» WORK ITEM
Transcribe the lines from the start of the data below through the line with "## Step 1: The starting structure", word for word and nothing more.

Start of GIVEN INFORMATION

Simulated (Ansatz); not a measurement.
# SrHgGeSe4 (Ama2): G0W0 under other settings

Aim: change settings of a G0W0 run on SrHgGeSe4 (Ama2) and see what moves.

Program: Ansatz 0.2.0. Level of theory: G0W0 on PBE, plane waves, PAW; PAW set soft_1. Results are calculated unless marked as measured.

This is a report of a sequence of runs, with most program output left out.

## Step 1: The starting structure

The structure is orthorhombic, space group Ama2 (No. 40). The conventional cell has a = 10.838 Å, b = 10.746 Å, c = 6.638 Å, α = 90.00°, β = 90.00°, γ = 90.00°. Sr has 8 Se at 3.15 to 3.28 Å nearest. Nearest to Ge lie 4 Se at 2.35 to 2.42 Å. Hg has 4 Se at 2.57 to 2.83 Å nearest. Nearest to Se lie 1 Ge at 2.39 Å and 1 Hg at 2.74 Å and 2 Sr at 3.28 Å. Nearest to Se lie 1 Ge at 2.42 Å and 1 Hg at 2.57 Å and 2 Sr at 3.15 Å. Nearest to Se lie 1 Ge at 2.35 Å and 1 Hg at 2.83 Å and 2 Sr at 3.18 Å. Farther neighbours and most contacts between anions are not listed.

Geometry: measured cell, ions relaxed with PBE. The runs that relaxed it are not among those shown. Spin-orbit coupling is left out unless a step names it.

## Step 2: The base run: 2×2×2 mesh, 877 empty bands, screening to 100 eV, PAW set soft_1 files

End of GIVEN INFORMATION

» PROBLEM SOLUTION
Simulated (Ansatz); not a measurement.
# SrHgGeSe4 (Ama2): G0W0 under other settings

Aim: change settings of a G0W0 run on SrHgGeSe4 (Ama2) and see what moves.

Program: Ansatz 0.2.0. Level of theory: G0W0 on PBE, plane waves, PAW; PAW set soft_1. Results are calculated unless marked as measured.

This is a report of a sequence of runs, with most program output left out.

## Step 1: The starting structure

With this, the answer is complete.